────────────────────

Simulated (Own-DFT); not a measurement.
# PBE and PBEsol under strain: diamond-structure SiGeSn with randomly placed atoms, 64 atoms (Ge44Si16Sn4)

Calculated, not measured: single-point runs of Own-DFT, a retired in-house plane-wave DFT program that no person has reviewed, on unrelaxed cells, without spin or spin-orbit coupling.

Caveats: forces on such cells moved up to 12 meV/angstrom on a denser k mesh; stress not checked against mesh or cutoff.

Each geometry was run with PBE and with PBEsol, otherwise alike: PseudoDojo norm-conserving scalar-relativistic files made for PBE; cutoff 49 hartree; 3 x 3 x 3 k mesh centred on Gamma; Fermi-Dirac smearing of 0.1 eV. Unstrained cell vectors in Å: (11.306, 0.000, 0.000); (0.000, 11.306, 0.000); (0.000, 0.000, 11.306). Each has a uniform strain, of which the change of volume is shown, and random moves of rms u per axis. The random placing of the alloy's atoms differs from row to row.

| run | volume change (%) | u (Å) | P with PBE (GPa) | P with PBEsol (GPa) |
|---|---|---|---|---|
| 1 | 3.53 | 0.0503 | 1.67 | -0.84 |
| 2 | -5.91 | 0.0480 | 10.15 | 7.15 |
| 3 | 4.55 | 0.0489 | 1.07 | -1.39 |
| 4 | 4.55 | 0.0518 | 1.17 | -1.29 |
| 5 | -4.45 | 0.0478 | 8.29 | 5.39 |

────────────────────

WORK ITEM:
Please return every line from the first one in the records above down to the line containing "Caveats: forces on", including both, exactly as written and nothing more.

TASK RESULT:
Simulated (Own-DFT); not a measurement.
# PBE and PBEsol under strain: diamond-structure SiGeSn with randomly placed atoms, 64 atoms (Ge44Si16Sn4)

Calculated, not measured: single-point runs of Own-DFT, a retired in-house plane-wave DFT program that no person has reviewed, on unrelaxed cells, without spin or spin-orbit coupling.

Caveats: forces on such cells moved up to 12 meV/angstrom on a denser k mesh; stress not checked against mesh or cutoff.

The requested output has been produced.